Brief. Please write out word for word the opening lines of the material, including the line with "Question: What is" as the last.

────────────────

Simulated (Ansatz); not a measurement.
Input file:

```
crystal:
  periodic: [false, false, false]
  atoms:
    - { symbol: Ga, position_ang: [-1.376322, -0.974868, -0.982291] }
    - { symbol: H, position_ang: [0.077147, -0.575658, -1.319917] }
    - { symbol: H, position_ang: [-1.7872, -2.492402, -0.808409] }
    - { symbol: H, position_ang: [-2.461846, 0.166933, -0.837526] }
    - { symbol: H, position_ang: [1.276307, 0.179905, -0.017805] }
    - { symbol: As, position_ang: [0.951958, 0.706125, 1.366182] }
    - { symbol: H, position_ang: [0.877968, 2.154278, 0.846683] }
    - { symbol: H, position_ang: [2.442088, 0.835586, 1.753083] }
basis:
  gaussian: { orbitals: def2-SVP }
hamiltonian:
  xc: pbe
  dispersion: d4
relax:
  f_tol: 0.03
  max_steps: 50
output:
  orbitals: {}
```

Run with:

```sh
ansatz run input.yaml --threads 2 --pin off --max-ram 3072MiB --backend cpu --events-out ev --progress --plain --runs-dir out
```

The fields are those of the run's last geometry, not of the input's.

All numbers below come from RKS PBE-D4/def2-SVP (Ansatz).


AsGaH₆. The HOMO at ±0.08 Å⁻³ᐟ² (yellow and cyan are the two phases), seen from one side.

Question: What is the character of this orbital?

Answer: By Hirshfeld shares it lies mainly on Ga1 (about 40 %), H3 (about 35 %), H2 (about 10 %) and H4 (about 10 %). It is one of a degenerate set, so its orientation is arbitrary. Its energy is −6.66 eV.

────────────────

Response.
Simulated (Ansatz); not a measurement.
Input file:

```
crystal:
  periodic: [false, false, false]
  atoms:
    - { symbol: Ga, position_ang: [-1.376322, -0.974868, -0.982291] }
    - { symbol: H, position_ang: [0.077147, -0.575658, -1.319917] }
    - { symbol: H, position_ang: [-1.7872, -2.492402, -0.808409] }
    - { symbol: H, position_ang: [-2.461846, 0.166933, -0.837526] }
    - { symbol: H, position_ang: [1.276307, 0.179905, -0.017805] }
    - { symbol: As, position_ang: [0.951958, 0.706125, 1.366182] }
    - { symbol: H, position_ang: [0.877968, 2.154278, 0.846683] }
    - { symbol: H, position_ang: [2.442088, 0.835586, 1.753083] }
basis:
  gaussian: { orbitals: def2-SVP }
hamiltonian:
  xc: pbe
  dispersion: d4
relax:
  f_tol: 0.03
  max_steps: 50
output:
  orbitals: {}
```

Run with:

```sh
ansatz run input.yaml --threads 2 --pin off --max-ram 3072MiB --backend cpu --events-out ev --progress --plain --runs-dir out
```

The fields are those of the run's last geometry, not of the input's.

All numbers below come from RKS PBE-D4/def2-SVP (Ansatz).


AsGaH₆. The HOMO at ±0.08 Å⁻³ᐟ² (yellow and cyan are the two phases), seen from one side.

Question: What is the character of this orbital?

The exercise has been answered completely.